▶ _BRIEF_: Once the line with "Result: Band gap" is found in the entries below, repeat it and each following line exactly, up to and including the line with "Caveats: spin-orbit coupling". Add no other lines.

▶ _DATA EXTRACT_:
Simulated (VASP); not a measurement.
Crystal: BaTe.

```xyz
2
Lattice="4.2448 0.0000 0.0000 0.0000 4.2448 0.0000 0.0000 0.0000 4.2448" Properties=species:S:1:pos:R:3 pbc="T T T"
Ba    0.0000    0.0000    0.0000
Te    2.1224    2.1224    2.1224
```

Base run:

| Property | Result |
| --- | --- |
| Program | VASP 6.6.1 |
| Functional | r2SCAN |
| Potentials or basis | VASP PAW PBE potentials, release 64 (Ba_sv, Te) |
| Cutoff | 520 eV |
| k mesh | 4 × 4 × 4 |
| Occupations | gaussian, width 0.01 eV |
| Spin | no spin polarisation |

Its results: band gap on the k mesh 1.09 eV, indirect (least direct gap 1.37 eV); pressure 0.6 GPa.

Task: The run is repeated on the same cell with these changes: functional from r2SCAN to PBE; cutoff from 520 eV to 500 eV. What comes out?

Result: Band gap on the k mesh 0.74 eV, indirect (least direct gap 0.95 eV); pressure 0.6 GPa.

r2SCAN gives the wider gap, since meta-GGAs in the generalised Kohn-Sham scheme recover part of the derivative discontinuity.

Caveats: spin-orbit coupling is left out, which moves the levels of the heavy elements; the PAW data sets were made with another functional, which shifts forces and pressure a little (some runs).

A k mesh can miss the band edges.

▶ _TASK SOLUTION_:
Result: Band gap on the k mesh 0.74 eV, indirect (least direct gap 0.95 eV); pressure 0.6 GPa.

r2SCAN gives the wider gap, since meta-GGAs in the generalised Kohn-Sham scheme recover part of the derivative discontinuity.

Caveats: spin-orbit coupling is left out, which moves the levels of the heavy elements; the PAW data sets were made with another functional, which shifts forces and pressure a little (some runs).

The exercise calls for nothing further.